Work item:
Once the line with "Field parameters in" is found in the entries below, repeat it and each following line exactly, up to and including the line with "Problem. Use the". Add no other lines.

◇ ◇ ◇ ◇ ◇ ◇ ◇

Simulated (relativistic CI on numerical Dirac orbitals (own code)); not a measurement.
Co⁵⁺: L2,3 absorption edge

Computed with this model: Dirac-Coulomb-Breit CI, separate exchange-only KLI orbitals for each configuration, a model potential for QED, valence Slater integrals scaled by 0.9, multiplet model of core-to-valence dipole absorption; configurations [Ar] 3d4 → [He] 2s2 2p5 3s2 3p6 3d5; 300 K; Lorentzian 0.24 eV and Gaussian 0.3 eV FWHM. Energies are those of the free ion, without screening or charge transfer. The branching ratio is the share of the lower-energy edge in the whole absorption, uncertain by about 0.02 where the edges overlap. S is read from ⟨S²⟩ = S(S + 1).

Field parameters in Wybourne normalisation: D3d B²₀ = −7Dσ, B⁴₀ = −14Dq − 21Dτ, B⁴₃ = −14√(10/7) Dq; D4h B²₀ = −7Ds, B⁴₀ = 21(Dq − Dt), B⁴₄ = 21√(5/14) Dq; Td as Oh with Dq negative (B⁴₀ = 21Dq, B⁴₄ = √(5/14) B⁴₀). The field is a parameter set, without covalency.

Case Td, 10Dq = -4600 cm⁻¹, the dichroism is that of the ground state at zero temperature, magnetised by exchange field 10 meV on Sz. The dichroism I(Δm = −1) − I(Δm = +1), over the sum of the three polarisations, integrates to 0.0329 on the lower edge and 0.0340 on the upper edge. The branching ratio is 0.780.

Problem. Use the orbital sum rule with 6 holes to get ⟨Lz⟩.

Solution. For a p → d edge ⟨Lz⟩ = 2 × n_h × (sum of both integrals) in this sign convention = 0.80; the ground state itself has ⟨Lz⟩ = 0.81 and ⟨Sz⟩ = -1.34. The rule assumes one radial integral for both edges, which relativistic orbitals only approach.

◇ ◇ ◇ ◇ ◇ ◇ ◇

Written response:
Field parameters in Wybourne normalisation: D3d B²₀ = −7Dσ, B⁴₀ = −14Dq − 21Dτ, B⁴₃ = −14√(10/7) Dq; D4h B²₀ = −7Ds, B⁴₀ = 21(Dq − Dt), B⁴₄ = 21√(5/14) Dq; Td as Oh with Dq negative (B⁴₀ = 21Dq, B⁴₄ = √(5/14) B⁴₀). The field is a parameter set, without covalency.

Case Td, 10Dq = -4600 cm⁻¹, the dichroism is that of the ground state at zero temperature, magnetised by exchange field 10 meV on Sz. The dichroism I(Δm = −1) − I(Δm = +1), over the sum of the three polarisations, integrates to 0.0329 on the lower edge and 0.0340 on the upper edge. The branching ratio is 0.780.

Problem. Use the orbital sum rule with 6 holes to get ⟨Lz⟩.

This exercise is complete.